» **ENTRIES PROVIDED**:
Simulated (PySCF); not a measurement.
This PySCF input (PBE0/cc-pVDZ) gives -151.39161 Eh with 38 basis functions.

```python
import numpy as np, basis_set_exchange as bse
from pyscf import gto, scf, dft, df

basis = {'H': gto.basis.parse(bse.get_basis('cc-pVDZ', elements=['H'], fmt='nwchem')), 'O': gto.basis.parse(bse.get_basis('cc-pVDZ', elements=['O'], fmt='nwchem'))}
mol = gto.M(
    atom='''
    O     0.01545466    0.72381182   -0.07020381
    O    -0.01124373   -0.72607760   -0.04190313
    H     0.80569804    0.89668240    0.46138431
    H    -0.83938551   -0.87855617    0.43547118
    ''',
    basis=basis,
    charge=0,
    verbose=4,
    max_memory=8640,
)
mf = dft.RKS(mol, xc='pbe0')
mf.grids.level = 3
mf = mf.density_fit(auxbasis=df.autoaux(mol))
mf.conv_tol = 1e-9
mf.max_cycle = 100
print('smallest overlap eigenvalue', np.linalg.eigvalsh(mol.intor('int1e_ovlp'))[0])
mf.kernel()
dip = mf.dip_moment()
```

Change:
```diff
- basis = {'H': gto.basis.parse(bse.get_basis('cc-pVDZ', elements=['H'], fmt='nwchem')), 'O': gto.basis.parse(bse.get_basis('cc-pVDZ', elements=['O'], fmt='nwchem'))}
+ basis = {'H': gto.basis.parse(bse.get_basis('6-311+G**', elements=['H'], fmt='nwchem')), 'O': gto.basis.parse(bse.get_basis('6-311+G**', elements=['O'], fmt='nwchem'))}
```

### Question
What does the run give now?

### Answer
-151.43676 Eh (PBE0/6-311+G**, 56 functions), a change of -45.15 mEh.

» **WORK REQUEST**: Only the lines from the start of the material through the line bearing "### Question" are needed, restated exactly, with both end lines included.

» **ANSWER SPACE**:
Simulated (PySCF); not a measurement.
This PySCF input (PBE0/cc-pVDZ) gives -151.39161 Eh with 38 basis functions.

```python
import numpy as np, basis_set_exchange as bse
from pyscf import gto, scf, dft, df

basis = {'H': gto.basis.parse(bse.get_basis('cc-pVDZ', elements=['H'], fmt='nwchem')), 'O': gto.basis.parse(bse.get_basis('cc-pVDZ', elements=['O'], fmt='nwchem'))}
mol = gto.M(
    atom='''
    O     0.01545466    0.72381182   -0.07020381
    O    -0.01124373   -0.72607760   -0.04190313
    H     0.80569804    0.89668240    0.46138431
    H    -0.83938551   -0.87855617    0.43547118
    ''',
    basis=basis,
    charge=0,
    verbose=4,
    max_memory=8640,
)
mf = dft.RKS(mol, xc='pbe0')
mf.grids.level = 3
mf = mf.density_fit(auxbasis=df.autoaux(mol))
mf.conv_tol = 1e-9
mf.max_cycle = 100
print('smallest overlap eigenvalue', np.linalg.eigvalsh(mol.intor('int1e_ovlp'))[0])
mf.kernel()
dip = mf.dip_moment()
```

Change:
```diff
- basis = {'H': gto.basis.parse(bse.get_basis('cc-pVDZ', elements=['H'], fmt='nwchem')), 'O': gto.basis.parse(bse.get_basis('cc-pVDZ', elements=['O'], fmt='nwchem'))}
+ basis = {'H': gto.basis.parse(bse.get_basis('6-311+G**', elements=['H'], fmt='nwchem')), 'O': gto.basis.parse(bse.get_basis('6-311+G**', elements=['O'], fmt='nwchem'))}
```

### Question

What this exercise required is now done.